◆ **Source data**:
****************

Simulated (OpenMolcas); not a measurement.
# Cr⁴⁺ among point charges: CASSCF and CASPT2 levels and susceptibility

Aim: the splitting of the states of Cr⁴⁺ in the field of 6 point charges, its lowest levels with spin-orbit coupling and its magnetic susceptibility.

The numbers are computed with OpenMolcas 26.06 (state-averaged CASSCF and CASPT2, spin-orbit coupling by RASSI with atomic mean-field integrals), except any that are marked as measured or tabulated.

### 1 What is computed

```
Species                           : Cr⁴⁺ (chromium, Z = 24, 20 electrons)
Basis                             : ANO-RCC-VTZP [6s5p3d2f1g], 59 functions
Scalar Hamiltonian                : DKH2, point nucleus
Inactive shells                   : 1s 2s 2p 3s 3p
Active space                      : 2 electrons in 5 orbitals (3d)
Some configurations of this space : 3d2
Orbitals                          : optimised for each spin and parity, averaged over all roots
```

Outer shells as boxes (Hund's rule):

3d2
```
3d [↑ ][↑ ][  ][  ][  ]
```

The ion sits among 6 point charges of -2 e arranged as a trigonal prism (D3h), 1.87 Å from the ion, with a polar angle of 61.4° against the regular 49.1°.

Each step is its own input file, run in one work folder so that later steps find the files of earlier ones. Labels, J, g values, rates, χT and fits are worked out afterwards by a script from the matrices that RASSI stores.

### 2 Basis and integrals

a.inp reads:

****************

◆ **Work request**: Verbatim output is expected for the lines from the start of the data to the line in which "### 2 Basis and integrals" appears, both included.

◆ **Response**:
Simulated (OpenMolcas); not a measurement.
# Cr⁴⁺ among point charges: CASSCF and CASPT2 levels and susceptibility

Aim: the splitting of the states of Cr⁴⁺ in the field of 6 point charges, its lowest levels with spin-orbit coupling and its magnetic susceptibility.

The numbers are computed with OpenMolcas 26.06 (state-averaged CASSCF and CASPT2, spin-orbit coupling by RASSI with atomic mean-field integrals), except any that are marked as measured or tabulated.

### 1 What is computed

```
Species                           : Cr⁴⁺ (chromium, Z = 24, 20 electrons)
Basis                             : ANO-RCC-VTZP [6s5p3d2f1g], 59 functions
Scalar Hamiltonian                : DKH2, point nucleus
Inactive shells                   : 1s 2s 2p 3s 3p
Active space                      : 2 electrons in 5 orbitals (3d)
Some configurations of this space : 3d2
Orbitals                          : optimised for each spin and parity, averaged over all roots
```

Outer shells as boxes (Hund's rule):

3d2
```
3d [↑ ][↑ ][  ][  ][  ]
```

The ion sits among 6 point charges of -2 e arranged as a trigonal prism (D3h), 1.87 Å from the ion, with a polar angle of 61.4° against the regular 49.1°.

Each step is its own input file, run in one work folder so that later steps find the files of earlier ones. Labels, J, g values, rates, χT and fits are worked out afterwards by a script from the matrices that RASSI stores.

### 2 Basis and integrals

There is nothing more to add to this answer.